* Exercise
The lines needed are those from the start of the records through the line holding "## 1. Set-up", each copied exactly.

----------------
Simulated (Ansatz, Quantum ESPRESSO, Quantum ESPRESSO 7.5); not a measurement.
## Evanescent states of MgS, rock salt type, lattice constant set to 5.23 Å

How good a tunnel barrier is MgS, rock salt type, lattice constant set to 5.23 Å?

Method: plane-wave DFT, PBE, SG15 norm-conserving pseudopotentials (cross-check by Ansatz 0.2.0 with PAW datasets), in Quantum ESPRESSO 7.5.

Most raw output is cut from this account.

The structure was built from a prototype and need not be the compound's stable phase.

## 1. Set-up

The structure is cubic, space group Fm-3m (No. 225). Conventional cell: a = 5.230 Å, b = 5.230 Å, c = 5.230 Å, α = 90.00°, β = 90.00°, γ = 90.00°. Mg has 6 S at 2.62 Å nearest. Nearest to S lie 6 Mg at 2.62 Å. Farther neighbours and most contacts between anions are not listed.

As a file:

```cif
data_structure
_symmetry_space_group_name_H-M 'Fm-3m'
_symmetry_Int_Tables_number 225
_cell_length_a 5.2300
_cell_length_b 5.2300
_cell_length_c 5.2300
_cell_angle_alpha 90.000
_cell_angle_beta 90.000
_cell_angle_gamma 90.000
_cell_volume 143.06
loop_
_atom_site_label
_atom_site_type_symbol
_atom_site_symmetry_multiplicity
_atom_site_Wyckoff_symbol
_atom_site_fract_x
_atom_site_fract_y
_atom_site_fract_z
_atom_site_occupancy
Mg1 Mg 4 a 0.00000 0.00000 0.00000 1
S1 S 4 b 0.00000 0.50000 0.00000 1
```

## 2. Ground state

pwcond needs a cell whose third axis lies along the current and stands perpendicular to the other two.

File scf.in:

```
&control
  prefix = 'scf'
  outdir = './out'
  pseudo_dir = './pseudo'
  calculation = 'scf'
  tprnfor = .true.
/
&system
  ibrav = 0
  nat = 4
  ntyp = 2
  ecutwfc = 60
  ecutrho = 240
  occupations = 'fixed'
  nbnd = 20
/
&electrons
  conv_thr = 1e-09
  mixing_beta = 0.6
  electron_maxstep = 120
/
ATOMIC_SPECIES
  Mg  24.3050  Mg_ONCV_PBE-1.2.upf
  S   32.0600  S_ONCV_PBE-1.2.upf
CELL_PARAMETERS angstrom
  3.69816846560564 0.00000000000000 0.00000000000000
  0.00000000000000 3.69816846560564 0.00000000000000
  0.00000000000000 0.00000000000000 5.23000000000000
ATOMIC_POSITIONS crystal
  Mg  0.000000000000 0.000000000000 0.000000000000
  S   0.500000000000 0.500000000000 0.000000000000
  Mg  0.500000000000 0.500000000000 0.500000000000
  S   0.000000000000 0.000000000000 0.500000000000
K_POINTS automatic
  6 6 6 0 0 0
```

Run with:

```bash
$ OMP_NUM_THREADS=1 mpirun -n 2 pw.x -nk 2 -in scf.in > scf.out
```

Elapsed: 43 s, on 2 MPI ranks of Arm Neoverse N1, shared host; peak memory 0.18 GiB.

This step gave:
----------------

* Your response
Simulated (Ansatz, Quantum ESPRESSO, Quantum ESPRESSO 7.5); not a measurement.
## Evanescent states of MgS, rock salt type, lattice constant set to 5.23 Å

How good a tunnel barrier is MgS, rock salt type, lattice constant set to 5.23 Å?

Method: plane-wave DFT, PBE, SG15 norm-conserving pseudopotentials (cross-check by Ansatz 0.2.0 with PAW datasets), in Quantum ESPRESSO 7.5.

Most raw output is cut from this account.

The structure was built from a prototype and need not be the compound's stable phase.

## 1. Set-up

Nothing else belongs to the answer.